▶ [Action item] Nothing in the data may be altered as it is transcribed.

════

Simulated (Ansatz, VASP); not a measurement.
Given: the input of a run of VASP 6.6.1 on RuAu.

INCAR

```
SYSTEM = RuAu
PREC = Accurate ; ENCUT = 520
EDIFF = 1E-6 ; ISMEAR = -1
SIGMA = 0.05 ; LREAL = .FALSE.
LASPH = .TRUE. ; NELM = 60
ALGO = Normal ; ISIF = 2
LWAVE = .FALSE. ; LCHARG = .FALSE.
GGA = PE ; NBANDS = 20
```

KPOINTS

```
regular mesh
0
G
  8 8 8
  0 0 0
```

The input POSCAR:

════

▶ [Exercise result]
Simulated (Ansatz, VASP); not a measurement.
Given: the input of a run of VASP 6.6.1 on RuAu.

INCAR

```
SYSTEM = RuAu
PREC = Accurate ; ENCUT = 520
EDIFF = 1E-6 ; ISMEAR = -1
SIGMA = 0.05 ; LREAL = .FALSE.
LASPH = .TRUE. ; NELM = 60
ALGO = Normal ; ISIF = 2
LWAVE = .FALSE. ; LCHARG = .FALSE.
GGA = PE ; NBANDS = 20
```

KPOINTS

```
regular mesh
0
G
  8 8 8
  0 0 0
```

The input POSCAR:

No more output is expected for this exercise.